**Required action**
Lines from the beginning of the entries up to and including the one with "Change from the" must be duplicated word for word; leave out all others.

+--

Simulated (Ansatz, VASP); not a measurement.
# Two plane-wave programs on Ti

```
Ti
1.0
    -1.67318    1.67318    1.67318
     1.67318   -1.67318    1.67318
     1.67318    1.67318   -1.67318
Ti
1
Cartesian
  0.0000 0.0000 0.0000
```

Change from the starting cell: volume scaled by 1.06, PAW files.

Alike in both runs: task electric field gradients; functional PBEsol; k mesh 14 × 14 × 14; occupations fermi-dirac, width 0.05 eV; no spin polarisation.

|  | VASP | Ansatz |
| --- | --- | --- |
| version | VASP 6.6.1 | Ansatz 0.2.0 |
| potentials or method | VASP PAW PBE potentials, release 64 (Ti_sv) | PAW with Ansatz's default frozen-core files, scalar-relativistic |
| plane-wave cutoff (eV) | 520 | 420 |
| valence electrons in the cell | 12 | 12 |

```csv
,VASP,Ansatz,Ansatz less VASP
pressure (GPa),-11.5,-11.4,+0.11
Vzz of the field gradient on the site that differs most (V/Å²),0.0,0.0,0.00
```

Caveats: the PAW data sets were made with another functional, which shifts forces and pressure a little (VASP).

+--

**Solution**
Simulated (Ansatz, VASP); not a measurement.
# Two plane-wave programs on Ti

```
Ti
1.0
    -1.67318    1.67318    1.67318
     1.67318   -1.67318    1.67318
     1.67318    1.67318   -1.67318
Ti
1
Cartesian
  0.0000 0.0000 0.0000
```

Change from the starting cell: volume scaled by 1.06, PAW files.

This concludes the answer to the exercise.